- _Work request_
Copy all of the records word for word.

- _Given data_
▼

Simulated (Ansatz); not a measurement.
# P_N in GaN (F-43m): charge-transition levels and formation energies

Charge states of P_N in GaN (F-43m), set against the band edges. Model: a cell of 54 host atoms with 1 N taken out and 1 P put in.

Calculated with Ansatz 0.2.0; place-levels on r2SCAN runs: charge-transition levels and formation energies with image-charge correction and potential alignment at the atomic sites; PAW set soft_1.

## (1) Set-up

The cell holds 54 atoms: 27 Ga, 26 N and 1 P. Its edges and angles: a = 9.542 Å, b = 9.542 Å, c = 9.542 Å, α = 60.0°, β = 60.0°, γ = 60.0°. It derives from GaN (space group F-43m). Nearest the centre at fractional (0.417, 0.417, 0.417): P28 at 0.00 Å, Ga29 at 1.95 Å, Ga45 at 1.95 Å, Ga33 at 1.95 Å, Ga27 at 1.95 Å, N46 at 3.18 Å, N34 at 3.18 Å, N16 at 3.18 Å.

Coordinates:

▲

- _Reply_
Simulated (Ansatz); not a measurement.
# P_N in GaN (F-43m): charge-transition levels and formation energies

Charge states of P_N in GaN (F-43m), set against the band edges. Model: a cell of 54 host atoms with 1 N taken out and 1 P put in.

Calculated with Ansatz 0.2.0; place-levels on r2SCAN runs: charge-transition levels and formation energies with image-charge correction and potential alignment at the atomic sites; PAW set soft_1.

## (1) Set-up

The cell holds 54 atoms: 27 Ga, 26 N and 1 P. Its edges and angles: a = 9.542 Å, b = 9.542 Å, c = 9.542 Å, α = 60.0°, β = 60.0°, γ = 60.0°. It derives from GaN (space group F-43m). Nearest the centre at fractional (0.417, 0.417, 0.417): P28 at 0.00 Å, Ga29 at 1.95 Å, Ga45 at 1.95 Å, Ga33 at 1.95 Å, Ga27 at 1.95 Å, N46 at 3.18 Å, N34 at 3.18 Å, N16 at 3.18 Å.

Coordinates:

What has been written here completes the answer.